*TASK ITEM*
Reproduce the lines of the listing exactly, beginning at the top, until the line with "Answer: C. The" has been reproduced too.

*DATASET EXTRACT*
══════

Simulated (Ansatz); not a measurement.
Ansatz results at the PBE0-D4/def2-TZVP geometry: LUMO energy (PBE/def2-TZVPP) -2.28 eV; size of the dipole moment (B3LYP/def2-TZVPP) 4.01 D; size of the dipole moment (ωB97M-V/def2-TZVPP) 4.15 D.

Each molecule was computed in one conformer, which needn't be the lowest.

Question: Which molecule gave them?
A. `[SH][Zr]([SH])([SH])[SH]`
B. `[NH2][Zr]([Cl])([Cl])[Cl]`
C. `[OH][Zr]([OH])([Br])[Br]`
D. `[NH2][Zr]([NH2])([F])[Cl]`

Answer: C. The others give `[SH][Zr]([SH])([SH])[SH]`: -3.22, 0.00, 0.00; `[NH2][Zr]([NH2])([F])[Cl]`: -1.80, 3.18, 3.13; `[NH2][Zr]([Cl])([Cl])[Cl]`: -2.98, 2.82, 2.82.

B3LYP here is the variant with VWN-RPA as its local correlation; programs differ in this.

══════

*YOUR SOLUTION*
Simulated (Ansatz); not a measurement.
Ansatz results at the PBE0-D4/def2-TZVP geometry: LUMO energy (PBE/def2-TZVPP) -2.28 eV; size of the dipole moment (B3LYP/def2-TZVPP) 4.01 D; size of the dipole moment (ωB97M-V/def2-TZVPP) 4.15 D.

Each molecule was computed in one conformer, which needn't be the lowest.

Question: Which molecule gave them?
A. `[SH][Zr]([SH])([SH])[SH]`
B. `[NH2][Zr]([Cl])([Cl])[Cl]`
C. `[OH][Zr]([OH])([Br])[Br]`
D. `[NH2][Zr]([NH2])([F])[Cl]`

Answer: C. The others give `[SH][Zr]([SH])([SH])[SH]`: -3.22, 0.00, 0.00; `[NH2][Zr]([NH2])([F])[Cl]`: -1.80, 3.18, 3.13; `[NH2][Zr]([Cl])([Cl])[Cl]`: -2.98, 2.82, 2.82.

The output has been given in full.